** Dataset follows **

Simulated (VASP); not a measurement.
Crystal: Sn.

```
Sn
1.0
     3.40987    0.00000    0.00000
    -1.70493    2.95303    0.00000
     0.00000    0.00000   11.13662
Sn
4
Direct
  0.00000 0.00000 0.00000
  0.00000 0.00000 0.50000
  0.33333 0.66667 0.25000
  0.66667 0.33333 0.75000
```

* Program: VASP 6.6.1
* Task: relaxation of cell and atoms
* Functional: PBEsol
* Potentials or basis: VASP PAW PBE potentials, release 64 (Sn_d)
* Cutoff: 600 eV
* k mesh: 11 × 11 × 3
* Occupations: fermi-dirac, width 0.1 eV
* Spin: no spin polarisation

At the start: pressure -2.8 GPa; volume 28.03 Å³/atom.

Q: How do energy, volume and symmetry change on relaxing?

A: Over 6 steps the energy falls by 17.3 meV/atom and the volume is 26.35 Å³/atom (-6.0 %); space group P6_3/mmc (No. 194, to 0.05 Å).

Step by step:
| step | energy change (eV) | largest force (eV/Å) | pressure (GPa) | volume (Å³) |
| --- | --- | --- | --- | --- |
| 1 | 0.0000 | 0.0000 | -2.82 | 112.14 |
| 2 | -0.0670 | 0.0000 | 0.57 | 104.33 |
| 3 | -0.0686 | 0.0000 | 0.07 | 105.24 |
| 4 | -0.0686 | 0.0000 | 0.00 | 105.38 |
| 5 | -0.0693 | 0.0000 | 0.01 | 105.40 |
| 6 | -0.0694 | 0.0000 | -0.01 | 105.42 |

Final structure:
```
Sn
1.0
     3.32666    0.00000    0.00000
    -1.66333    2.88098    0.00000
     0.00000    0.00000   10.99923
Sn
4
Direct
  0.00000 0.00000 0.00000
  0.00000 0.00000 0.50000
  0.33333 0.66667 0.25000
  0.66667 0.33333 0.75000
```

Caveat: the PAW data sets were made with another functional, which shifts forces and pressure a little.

** End of Dataset **

### [Work request]
Which lines belong in the answer? Exactly those from the first line of the entries through the line holding "width 0.1 eV", inclusive, copied unchanged.

### [Response area]
Simulated (VASP); not a measurement.
Crystal: Sn.

```
Sn
1.0
     3.40987    0.00000    0.00000
    -1.70493    2.95303    0.00000
     0.00000    0.00000   11.13662
Sn
4
Direct
  0.00000 0.00000 0.00000
  0.00000 0.00000 0.50000
  0.33333 0.66667 0.25000
  0.66667 0.33333 0.75000
```

* Program: VASP 6.6.1
* Task: relaxation of cell and atoms
* Functional: PBEsol
* Potentials or basis: VASP PAW PBE potentials, release 64 (Sn_d)
* Cutoff: 600 eV
* k mesh: 11 × 11 × 3
* Occupations: fermi-dirac, width 0.1 eV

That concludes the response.